Only the lines of the data below from the one with "r2SCAN | 10.134 |" through the one with "Result: 10.104 −" are wanted. Repeat them exactly.

BEGIN

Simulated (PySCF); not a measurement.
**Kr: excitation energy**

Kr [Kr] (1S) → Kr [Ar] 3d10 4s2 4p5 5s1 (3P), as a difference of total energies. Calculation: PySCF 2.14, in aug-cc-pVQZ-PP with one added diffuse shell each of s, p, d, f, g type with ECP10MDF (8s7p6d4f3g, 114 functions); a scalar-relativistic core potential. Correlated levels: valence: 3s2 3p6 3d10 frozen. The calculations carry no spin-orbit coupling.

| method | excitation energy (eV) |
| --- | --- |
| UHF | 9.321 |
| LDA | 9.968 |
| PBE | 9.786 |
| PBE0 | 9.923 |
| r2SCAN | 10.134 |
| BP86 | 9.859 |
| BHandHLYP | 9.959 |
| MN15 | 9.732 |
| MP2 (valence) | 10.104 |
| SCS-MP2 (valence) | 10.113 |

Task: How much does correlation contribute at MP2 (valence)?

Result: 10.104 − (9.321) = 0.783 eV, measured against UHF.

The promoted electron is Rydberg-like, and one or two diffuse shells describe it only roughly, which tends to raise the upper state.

END

## Written answer
| r2SCAN | 10.134 |
| BP86 | 9.859 |
| BHandHLYP | 9.959 |
| MN15 | 9.732 |
| MP2 (valence) | 10.104 |
| SCS-MP2 (valence) | 10.113 |

Task: How much does correlation contribute at MP2 (valence)?

Result: 10.104 − (9.321) = 0.783 eV, measured against UHF.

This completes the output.